> _GIVEN INFORMATION_:
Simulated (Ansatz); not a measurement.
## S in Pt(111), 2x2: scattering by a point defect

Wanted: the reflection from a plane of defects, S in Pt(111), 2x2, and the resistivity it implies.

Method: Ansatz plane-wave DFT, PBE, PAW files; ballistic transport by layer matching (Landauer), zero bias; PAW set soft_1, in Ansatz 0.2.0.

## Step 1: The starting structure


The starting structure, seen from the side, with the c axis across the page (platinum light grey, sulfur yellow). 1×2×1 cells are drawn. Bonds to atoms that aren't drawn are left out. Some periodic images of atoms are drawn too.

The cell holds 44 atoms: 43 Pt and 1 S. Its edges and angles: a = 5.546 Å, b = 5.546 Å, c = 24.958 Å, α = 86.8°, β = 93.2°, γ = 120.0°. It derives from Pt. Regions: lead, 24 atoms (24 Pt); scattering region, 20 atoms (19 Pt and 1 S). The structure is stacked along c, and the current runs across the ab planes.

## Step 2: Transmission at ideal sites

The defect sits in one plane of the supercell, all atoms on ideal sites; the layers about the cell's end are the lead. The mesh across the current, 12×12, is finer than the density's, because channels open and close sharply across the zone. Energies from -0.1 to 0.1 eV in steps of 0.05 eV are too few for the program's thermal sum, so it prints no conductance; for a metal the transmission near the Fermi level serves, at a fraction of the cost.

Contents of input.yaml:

> _REQUIRED ACTION_: Working from the material above, restate word for word the lines between the line with "Wanted: the reflection" and the line with "Method: Ansatz plane-wave", both included, and only those.

> _RESPONSE BOX_:
Wanted: the reflection from a plane of defects, S in Pt(111), 2x2, and the resistivity it implies.

Method: Ansatz plane-wave DFT, PBE, PAW files; ballistic transport by layer matching (Landauer), zero bias; PAW set soft_1, in Ansatz 0.2.0.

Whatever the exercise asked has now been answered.